▶ [Work item]
Retype the listing exactly, so that the copy matches it line for line.

_ _ _ _ _ _ _
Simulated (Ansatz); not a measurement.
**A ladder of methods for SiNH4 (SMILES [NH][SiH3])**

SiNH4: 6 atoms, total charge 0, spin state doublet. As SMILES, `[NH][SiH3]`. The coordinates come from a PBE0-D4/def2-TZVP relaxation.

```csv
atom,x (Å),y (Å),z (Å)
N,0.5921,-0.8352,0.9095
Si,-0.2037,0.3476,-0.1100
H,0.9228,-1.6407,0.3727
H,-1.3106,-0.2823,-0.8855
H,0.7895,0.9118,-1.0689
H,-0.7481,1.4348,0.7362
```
_ _ _ _ _ _ _

▶ [Written answer]
Simulated (Ansatz); not a measurement.
**A ladder of methods for SiNH4 (SMILES [NH][SiH3])**

SiNH4: 6 atoms, total charge 0, spin state doublet. As SMILES, `[NH][SiH3]`. The coordinates come from a PBE0-D4/def2-TZVP relaxation.

```csv
atom,x (Å),y (Å),z (Å)
N,0.5921,-0.8352,0.9095
Si,-0.2037,0.3476,-0.1100
H,0.9228,-1.6407,0.3727
H,-1.3106,-0.2823,-0.8855
H,0.7895,0.9118,-1.0689
H,-0.7481,1.4348,0.7362
```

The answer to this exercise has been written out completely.